● Stored data
______

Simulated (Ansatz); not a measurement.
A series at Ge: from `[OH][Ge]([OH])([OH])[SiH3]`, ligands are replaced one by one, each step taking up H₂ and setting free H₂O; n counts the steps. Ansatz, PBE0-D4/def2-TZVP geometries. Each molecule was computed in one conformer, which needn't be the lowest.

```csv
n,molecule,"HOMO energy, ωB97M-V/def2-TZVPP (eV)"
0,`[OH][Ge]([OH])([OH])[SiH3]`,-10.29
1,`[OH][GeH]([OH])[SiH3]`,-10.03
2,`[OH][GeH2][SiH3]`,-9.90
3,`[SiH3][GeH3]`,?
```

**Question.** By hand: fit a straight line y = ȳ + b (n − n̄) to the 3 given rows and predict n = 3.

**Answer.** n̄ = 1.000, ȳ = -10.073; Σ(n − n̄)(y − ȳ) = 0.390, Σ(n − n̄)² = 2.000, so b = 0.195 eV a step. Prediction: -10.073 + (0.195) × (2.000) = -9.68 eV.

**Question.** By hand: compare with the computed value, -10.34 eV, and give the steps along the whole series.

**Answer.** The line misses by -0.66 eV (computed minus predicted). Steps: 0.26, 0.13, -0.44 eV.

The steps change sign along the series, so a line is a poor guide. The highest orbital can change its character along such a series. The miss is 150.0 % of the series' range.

______

● Activity
Please copy the lines in the records above between the one holding "the whole series." and the one holding "0.13, -0.44 eV.", inclusive, exactly and with no other line.

● Exercise result
**Question.** By hand: compare with the computed value, -10.34 eV, and give the steps along the whole series.

**Answer.** The line misses by -0.66 eV (computed minus predicted). Steps: 0.26, 0.13, -0.44 eV.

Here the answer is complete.